**WORK TASK**
Everything from the first line below through the line with "1.21 | 1.65 | - |" is to be transcribed exactly, and nothing past it.

**DATA EXTRACTS**
★ ★ ★ ★
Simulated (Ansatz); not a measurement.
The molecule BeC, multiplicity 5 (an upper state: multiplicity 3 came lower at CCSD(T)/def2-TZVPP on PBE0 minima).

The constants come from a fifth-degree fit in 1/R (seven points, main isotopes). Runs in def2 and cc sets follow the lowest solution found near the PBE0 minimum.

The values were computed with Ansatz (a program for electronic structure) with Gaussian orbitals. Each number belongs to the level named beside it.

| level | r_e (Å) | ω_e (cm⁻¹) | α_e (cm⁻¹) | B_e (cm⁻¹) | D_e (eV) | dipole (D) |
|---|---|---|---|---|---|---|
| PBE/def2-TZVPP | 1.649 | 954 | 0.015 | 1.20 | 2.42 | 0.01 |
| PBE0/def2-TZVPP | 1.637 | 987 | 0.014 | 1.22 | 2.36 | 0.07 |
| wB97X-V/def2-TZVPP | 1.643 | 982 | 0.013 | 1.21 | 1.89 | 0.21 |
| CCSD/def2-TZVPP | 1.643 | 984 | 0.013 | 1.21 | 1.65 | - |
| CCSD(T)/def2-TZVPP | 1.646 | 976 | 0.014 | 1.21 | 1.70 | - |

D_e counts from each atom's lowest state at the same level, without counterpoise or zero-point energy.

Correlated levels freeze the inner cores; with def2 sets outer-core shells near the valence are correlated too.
★ ★ ★ ★

**WRITTEN RESPONSE**
Simulated (Ansatz); not a measurement.
The molecule BeC, multiplicity 5 (an upper state: multiplicity 3 came lower at CCSD(T)/def2-TZVPP on PBE0 minima).

The constants come from a fifth-degree fit in 1/R (seven points, main isotopes). Runs in def2 and cc sets follow the lowest solution found near the PBE0 minimum.

The values were computed with Ansatz (a program for electronic structure) with Gaussian orbitals. Each number belongs to the level named beside it.

| level | r_e (Å) | ω_e (cm⁻¹) | α_e (cm⁻¹) | B_e (cm⁻¹) | D_e (eV) | dipole (D) |
|---|---|---|---|---|---|---|
| PBE/def2-TZVPP | 1.649 | 954 | 0.015 | 1.20 | 2.42 | 0.01 |
| PBE0/def2-TZVPP | 1.637 | 987 | 0.014 | 1.22 | 2.36 | 0.07 |
| wB97X-V/def2-TZVPP | 1.643 | 982 | 0.013 | 1.21 | 1.89 | 0.21 |
| CCSD/def2-TZVPP | 1.643 | 984 | 0.013 | 1.21 | 1.65 | - |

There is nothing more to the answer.